**BRIEF**
Up to and including the line containing "Times are rough, for", please reproduce the lines of the listing below, starting from the top.

**EXCERPTED DATA**
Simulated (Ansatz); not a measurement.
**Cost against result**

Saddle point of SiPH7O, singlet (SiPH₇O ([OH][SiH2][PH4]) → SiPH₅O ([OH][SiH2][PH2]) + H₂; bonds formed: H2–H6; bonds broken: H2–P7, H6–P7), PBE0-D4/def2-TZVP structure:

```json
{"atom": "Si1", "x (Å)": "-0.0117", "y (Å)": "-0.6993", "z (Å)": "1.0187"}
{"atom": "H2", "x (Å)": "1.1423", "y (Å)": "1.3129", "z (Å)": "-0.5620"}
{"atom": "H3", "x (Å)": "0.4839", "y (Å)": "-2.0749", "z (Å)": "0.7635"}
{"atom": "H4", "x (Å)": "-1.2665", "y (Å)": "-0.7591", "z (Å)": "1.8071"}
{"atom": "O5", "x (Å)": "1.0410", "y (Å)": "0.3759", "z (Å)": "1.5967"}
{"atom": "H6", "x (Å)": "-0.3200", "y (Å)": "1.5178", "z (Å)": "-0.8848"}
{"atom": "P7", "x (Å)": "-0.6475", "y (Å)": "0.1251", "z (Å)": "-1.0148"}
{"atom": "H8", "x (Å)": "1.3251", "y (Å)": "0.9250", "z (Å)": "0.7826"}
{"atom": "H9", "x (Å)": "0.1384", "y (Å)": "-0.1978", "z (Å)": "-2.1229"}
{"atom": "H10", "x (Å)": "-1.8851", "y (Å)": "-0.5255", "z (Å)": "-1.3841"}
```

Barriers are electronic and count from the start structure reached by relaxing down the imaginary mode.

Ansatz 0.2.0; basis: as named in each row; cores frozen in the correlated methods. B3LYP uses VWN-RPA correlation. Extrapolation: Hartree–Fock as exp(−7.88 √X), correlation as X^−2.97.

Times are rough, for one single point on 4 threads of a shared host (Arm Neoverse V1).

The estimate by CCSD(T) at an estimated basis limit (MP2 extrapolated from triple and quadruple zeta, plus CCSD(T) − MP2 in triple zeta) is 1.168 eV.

**EXERCISE RESPONSE**
Simulated (Ansatz); not a measurement.
**Cost against result**

Saddle point of SiPH7O, singlet (SiPH₇O ([OH][SiH2][PH4]) → SiPH₅O ([OH][SiH2][PH2]) + H₂; bonds formed: H2–H6; bonds broken: H2–P7, H6–P7), PBE0-D4/def2-TZVP structure:

```json
{"atom": "Si1", "x (Å)": "-0.0117", "y (Å)": "-0.6993", "z (Å)": "1.0187"}
{"atom": "H2", "x (Å)": "1.1423", "y (Å)": "1.3129", "z (Å)": "-0.5620"}
{"atom": "H3", "x (Å)": "0.4839", "y (Å)": "-2.0749", "z (Å)": "0.7635"}
{"atom": "H4", "x (Å)": "-1.2665", "y (Å)": "-0.7591", "z (Å)": "1.8071"}
{"atom": "O5", "x (Å)": "1.0410", "y (Å)": "0.3759", "z (Å)": "1.5967"}
{"atom": "H6", "x (Å)": "-0.3200", "y (Å)": "1.5178", "z (Å)": "-0.8848"}
{"atom": "P7", "x (Å)": "-0.6475", "y (Å)": "0.1251", "z (Å)": "-1.0148"}
{"atom": "H8", "x (Å)": "1.3251", "y (Å)": "0.9250", "z (Å)": "0.7826"}
{"atom": "H9", "x (Å)": "0.1384", "y (Å)": "-0.1978", "z (Å)": "-2.1229"}
{"atom": "H10", "x (Å)": "-1.8851", "y (Å)": "-0.5255", "z (Å)": "-1.3841"}
```

Barriers are electronic and count from the start structure reached by relaxing down the imaginary mode.

Ansatz 0.2.0; basis: as named in each row; cores frozen in the correlated methods. B3LYP uses VWN-RPA correlation. Extrapolation: Hartree–Fock as exp(−7.88 √X), correlation as X^−2.97.

Times are rough, for one single point on 4 threads of a shared host (Arm Neoverse V1).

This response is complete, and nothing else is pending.